(Beginning of Extracted records)

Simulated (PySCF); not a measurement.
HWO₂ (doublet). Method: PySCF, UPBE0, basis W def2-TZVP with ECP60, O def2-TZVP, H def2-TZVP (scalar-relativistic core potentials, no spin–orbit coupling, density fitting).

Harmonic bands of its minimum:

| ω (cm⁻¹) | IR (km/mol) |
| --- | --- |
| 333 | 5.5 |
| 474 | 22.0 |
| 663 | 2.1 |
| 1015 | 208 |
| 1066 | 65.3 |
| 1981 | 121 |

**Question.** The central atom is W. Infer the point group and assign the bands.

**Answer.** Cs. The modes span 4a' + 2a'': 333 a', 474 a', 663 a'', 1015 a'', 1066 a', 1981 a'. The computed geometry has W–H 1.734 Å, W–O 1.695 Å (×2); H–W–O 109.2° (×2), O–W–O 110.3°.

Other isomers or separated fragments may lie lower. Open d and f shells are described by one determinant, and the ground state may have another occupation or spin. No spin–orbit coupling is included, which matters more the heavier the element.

(End of Extracted records)

- **Task item**: Output the first line of the entries above and every line after it, exactly as written, ending with the line that contains "(×2), O–W–O 110.3°.".

- **Reply**:
Simulated (PySCF); not a measurement.
HWO₂ (doublet). Method: PySCF, UPBE0, basis W def2-TZVP with ECP60, O def2-TZVP, H def2-TZVP (scalar-relativistic core potentials, no spin–orbit coupling, density fitting).

Harmonic bands of its minimum:

| ω (cm⁻¹) | IR (km/mol) |
| --- | --- |
| 333 | 5.5 |
| 474 | 22.0 |
| 663 | 2.1 |
| 1015 | 208 |
| 1066 | 65.3 |
| 1981 | 121 |

**Question.** The central atom is W. Infer the point group and assign the bands.

**Answer.** Cs. The modes span 4a' + 2a'': 333 a', 474 a', 663 a'', 1015 a'', 1066 a', 1981 a'. The computed geometry has W–H 1.734 Å, W–O 1.695 Å (×2); H–W–O 109.2° (×2), O–W–O 110.3°.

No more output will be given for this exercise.